>>>>>

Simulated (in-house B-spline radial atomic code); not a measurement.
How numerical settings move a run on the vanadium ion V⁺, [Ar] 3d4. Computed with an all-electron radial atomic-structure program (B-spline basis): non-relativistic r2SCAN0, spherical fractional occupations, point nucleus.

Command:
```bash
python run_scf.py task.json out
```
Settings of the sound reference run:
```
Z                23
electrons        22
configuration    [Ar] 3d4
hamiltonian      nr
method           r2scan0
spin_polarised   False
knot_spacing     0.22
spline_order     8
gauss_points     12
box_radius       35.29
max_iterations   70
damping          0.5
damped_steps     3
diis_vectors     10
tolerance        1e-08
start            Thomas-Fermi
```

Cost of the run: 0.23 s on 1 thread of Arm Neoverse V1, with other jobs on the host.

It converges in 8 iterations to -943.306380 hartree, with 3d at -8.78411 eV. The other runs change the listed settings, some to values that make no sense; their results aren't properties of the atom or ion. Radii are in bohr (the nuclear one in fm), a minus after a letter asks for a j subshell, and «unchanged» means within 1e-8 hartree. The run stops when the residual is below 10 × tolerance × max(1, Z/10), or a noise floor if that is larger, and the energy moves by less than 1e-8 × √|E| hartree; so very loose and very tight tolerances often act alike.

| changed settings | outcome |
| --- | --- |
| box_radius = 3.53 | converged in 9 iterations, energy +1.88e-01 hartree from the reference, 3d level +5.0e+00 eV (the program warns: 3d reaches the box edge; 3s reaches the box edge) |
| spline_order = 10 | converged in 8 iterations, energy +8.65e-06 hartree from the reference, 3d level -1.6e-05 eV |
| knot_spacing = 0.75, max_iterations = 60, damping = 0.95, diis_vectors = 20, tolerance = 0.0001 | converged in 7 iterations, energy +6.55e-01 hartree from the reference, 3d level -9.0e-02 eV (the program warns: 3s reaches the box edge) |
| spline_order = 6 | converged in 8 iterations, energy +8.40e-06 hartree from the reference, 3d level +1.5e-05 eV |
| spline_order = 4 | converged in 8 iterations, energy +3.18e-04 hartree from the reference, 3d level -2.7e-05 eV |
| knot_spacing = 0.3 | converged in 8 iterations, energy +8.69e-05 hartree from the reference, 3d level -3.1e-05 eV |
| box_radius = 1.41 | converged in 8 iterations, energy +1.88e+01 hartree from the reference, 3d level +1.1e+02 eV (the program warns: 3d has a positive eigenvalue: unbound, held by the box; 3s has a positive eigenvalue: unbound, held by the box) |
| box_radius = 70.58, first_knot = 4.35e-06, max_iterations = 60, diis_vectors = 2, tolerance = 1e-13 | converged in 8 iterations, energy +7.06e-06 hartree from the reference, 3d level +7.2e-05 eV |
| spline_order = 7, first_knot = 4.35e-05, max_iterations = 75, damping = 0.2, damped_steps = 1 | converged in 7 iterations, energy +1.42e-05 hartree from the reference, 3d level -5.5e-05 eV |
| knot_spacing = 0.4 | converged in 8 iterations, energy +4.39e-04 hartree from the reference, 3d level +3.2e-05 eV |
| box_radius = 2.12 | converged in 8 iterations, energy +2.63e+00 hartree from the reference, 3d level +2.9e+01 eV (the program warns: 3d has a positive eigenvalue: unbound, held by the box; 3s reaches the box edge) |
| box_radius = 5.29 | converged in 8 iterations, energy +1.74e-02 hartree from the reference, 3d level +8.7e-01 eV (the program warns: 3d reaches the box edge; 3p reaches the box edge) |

<<<<<

**Work instruction:**
Within the material above, output exactly the lines from the one with "level +1.5e-05 eV |" through the one with "box; 3s reaches the box edge) |", end lines included, and nothing besides.

**Result:**
| spline_order = 6 | converged in 8 iterations, energy +8.40e-06 hartree from the reference, 3d level +1.5e-05 eV |
| spline_order = 4 | converged in 8 iterations, energy +3.18e-04 hartree from the reference, 3d level -2.7e-05 eV |
| knot_spacing = 0.3 | converged in 8 iterations, energy +8.69e-05 hartree from the reference, 3d level -3.1e-05 eV |
| box_radius = 1.41 | converged in 8 iterations, energy +1.88e+01 hartree from the reference, 3d level +1.1e+02 eV (the program warns: 3d has a positive eigenvalue: unbound, held by the box; 3s has a positive eigenvalue: unbound, held by the box) |
| box_radius = 70.58, first_knot = 4.35e-06, max_iterations = 60, diis_vectors = 2, tolerance = 1e-13 | converged in 8 iterations, energy +7.06e-06 hartree from the reference, 3d level +7.2e-05 eV |
| spline_order = 7, first_knot = 4.35e-05, max_iterations = 75, damping = 0.2, damped_steps = 1 | converged in 7 iterations, energy +1.42e-05 hartree from the reference, 3d level -5.5e-05 eV |
| knot_spacing = 0.4 | converged in 8 iterations, energy +4.39e-04 hartree from the reference, 3d level +3.2e-05 eV |
| box_radius = 2.12 | converged in 8 iterations, energy +2.63e+00 hartree from the reference, 3d level +2.9e+01 eV (the program warns: 3d has a positive eigenvalue: unbound, held by the box; 3s reaches the box edge) |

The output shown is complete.